= Work order =
Transcribe all records exactly.

= Material shown =
◇ ◇ ◇
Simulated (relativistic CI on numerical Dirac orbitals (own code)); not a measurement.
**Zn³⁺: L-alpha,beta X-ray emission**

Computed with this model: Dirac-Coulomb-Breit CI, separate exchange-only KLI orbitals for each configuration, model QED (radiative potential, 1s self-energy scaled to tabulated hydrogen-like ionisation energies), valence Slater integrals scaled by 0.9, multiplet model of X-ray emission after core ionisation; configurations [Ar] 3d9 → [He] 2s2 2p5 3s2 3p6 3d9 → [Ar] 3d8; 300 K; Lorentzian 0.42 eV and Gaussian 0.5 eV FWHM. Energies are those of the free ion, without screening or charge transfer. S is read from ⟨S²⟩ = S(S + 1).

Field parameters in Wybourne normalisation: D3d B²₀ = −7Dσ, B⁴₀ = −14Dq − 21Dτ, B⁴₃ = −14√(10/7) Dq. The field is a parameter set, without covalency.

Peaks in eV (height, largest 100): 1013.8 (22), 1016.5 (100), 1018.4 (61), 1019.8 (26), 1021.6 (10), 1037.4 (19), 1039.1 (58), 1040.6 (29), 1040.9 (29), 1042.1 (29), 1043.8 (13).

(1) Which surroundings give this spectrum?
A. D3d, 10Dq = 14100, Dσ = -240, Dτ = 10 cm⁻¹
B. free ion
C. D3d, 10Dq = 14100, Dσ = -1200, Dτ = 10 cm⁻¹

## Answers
◇ ◇ ◇

= Your response =
Simulated (relativistic CI on numerical Dirac orbitals (own code)); not a measurement.
**Zn³⁺: L-alpha,beta X-ray emission**

Computed with this model: Dirac-Coulomb-Breit CI, separate exchange-only KLI orbitals for each configuration, model QED (radiative potential, 1s self-energy scaled to tabulated hydrogen-like ionisation energies), valence Slater integrals scaled by 0.9, multiplet model of X-ray emission after core ionisation; configurations [Ar] 3d9 → [He] 2s2 2p5 3s2 3p6 3d9 → [Ar] 3d8; 300 K; Lorentzian 0.42 eV and Gaussian 0.5 eV FWHM. Energies are those of the free ion, without screening or charge transfer. S is read from ⟨S²⟩ = S(S + 1).

Field parameters in Wybourne normalisation: D3d B²₀ = −7Dσ, B⁴₀ = −14Dq − 21Dτ, B⁴₃ = −14√(10/7) Dq. The field is a parameter set, without covalency.

Peaks in eV (height, largest 100): 1013.8 (22), 1016.5 (100), 1018.4 (61), 1019.8 (26), 1021.6 (10), 1037.4 (19), 1039.1 (58), 1040.6 (29), 1040.9 (29), 1042.1 (29), 1043.8 (13).

(1) Which surroundings give this spectrum?
A. D3d, 10Dq = 14100, Dσ = -240, Dτ = 10 cm⁻¹
B. free ion
C. D3d, 10Dq = 14100, Dσ = -1200, Dτ = 10 cm⁻¹

## Answers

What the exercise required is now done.